- Available data -
___

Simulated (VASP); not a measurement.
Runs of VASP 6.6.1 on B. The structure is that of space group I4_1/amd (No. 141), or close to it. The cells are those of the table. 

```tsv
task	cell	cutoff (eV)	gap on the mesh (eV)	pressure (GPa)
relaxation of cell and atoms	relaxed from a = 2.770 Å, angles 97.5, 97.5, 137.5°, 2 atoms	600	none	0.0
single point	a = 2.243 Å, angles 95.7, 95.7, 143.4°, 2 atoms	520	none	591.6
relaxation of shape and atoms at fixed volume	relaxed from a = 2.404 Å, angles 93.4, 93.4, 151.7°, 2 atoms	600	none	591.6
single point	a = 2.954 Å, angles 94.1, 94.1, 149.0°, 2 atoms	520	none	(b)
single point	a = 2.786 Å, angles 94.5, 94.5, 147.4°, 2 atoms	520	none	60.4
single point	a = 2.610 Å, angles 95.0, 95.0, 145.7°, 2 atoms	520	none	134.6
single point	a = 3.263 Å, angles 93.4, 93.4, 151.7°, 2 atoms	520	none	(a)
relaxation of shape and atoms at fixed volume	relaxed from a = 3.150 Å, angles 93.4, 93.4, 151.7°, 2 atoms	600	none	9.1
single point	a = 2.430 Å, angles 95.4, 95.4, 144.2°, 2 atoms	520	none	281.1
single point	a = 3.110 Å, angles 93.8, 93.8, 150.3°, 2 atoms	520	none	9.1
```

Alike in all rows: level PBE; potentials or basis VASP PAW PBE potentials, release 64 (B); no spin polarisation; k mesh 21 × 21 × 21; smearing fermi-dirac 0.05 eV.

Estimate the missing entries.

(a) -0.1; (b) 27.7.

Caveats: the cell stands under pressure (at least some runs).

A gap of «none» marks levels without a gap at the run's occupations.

___

- Work task -
Return only the part of the records above that opens with the line containing "Estimate the missing entries." and closes with the line containing "Caveats: the cell", ends included.

- Expected answer -
Estimate the missing entries.

(a) -0.1; (b) 27.7.

Caveats: the cell stands under pressure (at least some runs).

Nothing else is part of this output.